[Dataset content]
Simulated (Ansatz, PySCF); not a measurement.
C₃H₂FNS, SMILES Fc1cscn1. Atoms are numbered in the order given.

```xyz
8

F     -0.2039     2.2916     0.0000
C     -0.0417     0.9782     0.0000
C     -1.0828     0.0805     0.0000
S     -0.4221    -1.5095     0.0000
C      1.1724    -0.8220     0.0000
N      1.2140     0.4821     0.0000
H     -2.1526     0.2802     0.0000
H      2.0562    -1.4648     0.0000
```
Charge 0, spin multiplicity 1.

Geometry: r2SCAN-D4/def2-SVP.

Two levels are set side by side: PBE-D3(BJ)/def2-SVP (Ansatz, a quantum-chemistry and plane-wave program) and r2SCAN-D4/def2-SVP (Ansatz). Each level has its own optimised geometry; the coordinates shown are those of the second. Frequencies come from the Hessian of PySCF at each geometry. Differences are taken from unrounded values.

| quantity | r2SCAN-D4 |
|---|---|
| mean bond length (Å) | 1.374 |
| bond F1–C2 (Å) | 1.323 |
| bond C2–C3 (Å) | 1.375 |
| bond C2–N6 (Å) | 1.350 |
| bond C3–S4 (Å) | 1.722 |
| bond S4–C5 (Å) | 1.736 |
[/Dataset content]

▶ _Brief_: Make an exact transcription of the entries above.

▶ _Written reply_:
Simulated (Ansatz, PySCF); not a measurement.
C₃H₂FNS, SMILES Fc1cscn1. Atoms are numbered in the order given.

```xyz
8

F     -0.2039     2.2916     0.0000
C     -0.0417     0.9782     0.0000
C     -1.0828     0.0805     0.0000
S     -0.4221    -1.5095     0.0000
C      1.1724    -0.8220     0.0000
N      1.2140     0.4821     0.0000
H     -2.1526     0.2802     0.0000
H      2.0562    -1.4648     0.0000
```
Charge 0, spin multiplicity 1.

Geometry: r2SCAN-D4/def2-SVP.

Two levels are set side by side: PBE-D3(BJ)/def2-SVP (Ansatz, a quantum-chemistry and plane-wave program) and r2SCAN-D4/def2-SVP (Ansatz). Each level has its own optimised geometry; the coordinates shown are those of the second. Frequencies come from the Hessian of PySCF at each geometry. Differences are taken from unrounded values.

| quantity | r2SCAN-D4 |
|---|---|
| mean bond length (Å) | 1.374 |
| bond F1–C2 (Å) | 1.323 |
| bond C2–C3 (Å) | 1.375 |
| bond C2–N6 (Å) | 1.350 |
| bond C3–S4 (Å) | 1.722 |
| bond S4–C5 (Å) | 1.736 |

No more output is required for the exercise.